_Work request_: Your task is to quote the listing below exactly, beginning with its first line and ending on the line bearing "How far does".

========================================================================

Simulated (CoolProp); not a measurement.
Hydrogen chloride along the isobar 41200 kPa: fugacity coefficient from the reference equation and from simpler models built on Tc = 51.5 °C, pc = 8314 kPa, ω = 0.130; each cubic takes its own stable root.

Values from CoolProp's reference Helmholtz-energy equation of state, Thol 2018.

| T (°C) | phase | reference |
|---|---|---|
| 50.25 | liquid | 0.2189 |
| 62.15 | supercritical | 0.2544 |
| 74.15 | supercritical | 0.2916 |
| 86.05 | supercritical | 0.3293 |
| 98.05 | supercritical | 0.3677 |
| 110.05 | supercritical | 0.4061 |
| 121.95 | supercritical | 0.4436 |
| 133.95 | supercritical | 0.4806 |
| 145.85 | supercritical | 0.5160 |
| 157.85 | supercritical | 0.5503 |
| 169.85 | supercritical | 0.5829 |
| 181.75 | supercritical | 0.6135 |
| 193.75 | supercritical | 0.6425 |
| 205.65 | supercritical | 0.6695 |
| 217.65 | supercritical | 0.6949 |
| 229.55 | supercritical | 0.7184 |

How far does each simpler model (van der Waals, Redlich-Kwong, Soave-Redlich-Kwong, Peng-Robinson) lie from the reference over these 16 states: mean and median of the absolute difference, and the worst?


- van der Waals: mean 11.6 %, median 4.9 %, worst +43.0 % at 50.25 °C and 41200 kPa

========================================================================

_Task solution_:
Simulated (CoolProp); not a measurement.
Hydrogen chloride along the isobar 41200 kPa: fugacity coefficient from the reference equation and from simpler models built on Tc = 51.5 °C, pc = 8314 kPa, ω = 0.130; each cubic takes its own stable root.

Values from CoolProp's reference Helmholtz-energy equation of state, Thol 2018.

| T (°C) | phase | reference |
|---|---|---|
| 50.25 | liquid | 0.2189 |
| 62.15 | supercritical | 0.2544 |
| 74.15 | supercritical | 0.2916 |
| 86.05 | supercritical | 0.3293 |
| 98.05 | supercritical | 0.3677 |
| 110.05 | supercritical | 0.4061 |
| 121.95 | supercritical | 0.4436 |
| 133.95 | supercritical | 0.4806 |
| 145.85 | supercritical | 0.5160 |
| 157.85 | supercritical | 0.5503 |
| 169.85 | supercritical | 0.5829 |
| 181.75 | supercritical | 0.6135 |
| 193.75 | supercritical | 0.6425 |
| 205.65 | supercritical | 0.6695 |
| 217.65 | supercritical | 0.6949 |
| 229.55 | supercritical | 0.7184 |

How far does each simpler model (van der Waals, Redlich-Kwong, Soave-Redlich-Kwong, Peng-Robinson) lie from the reference over these 16 states: mean and median of the absolute difference, and the worst?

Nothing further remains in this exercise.